#####
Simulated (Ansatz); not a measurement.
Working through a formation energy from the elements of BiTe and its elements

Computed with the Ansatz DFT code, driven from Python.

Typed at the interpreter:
#####

Brief | Each line of the records should be repeated exactly as it stands.

Task output |
Simulated (Ansatz); not a measurement.
Working through a formation energy from the elements of BiTe and its elements

Computed with the Ansatz DFT code, driven from Python.

Typed at the interpreter:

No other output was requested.